- **Dataset content**
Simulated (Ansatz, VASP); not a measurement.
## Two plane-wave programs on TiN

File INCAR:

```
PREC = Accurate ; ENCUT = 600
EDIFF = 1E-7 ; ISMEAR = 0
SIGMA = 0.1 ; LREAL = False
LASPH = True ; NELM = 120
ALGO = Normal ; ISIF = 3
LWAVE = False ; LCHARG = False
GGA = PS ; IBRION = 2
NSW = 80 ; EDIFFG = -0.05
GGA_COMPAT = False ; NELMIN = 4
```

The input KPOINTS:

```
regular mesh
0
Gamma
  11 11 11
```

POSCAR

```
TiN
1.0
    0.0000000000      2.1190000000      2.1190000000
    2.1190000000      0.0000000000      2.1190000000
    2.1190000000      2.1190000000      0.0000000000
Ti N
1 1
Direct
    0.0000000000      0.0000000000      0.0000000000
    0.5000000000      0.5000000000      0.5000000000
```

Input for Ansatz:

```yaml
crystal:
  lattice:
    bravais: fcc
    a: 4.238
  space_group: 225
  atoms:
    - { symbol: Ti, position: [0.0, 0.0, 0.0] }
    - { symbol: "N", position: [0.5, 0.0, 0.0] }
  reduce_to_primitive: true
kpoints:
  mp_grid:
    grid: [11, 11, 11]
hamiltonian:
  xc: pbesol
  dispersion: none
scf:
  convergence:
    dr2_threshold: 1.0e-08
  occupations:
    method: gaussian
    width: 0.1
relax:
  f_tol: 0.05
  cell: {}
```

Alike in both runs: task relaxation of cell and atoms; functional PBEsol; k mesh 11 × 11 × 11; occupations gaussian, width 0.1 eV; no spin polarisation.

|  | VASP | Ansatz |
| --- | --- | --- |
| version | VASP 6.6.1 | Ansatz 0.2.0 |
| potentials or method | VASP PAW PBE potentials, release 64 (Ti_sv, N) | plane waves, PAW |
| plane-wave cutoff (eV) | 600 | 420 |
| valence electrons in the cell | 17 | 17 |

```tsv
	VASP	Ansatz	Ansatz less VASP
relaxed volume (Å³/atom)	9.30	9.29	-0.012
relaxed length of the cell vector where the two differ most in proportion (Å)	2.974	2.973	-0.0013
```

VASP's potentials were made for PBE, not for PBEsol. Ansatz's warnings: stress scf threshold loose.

- **Task item**
Reproduce, word for word and in full, only the lines above that start at the line with "Alike in both" and run through the line with "Ansatz 0.2.0 |", both ends included.

- **Response area**
Alike in both runs: task relaxation of cell and atoms; functional PBEsol; k mesh 11 × 11 × 11; occupations gaussian, width 0.1 eV; no spin polarisation.

|  | VASP | Ansatz |
| --- | --- | --- |
| version | VASP 6.6.1 | Ansatz 0.2.0 |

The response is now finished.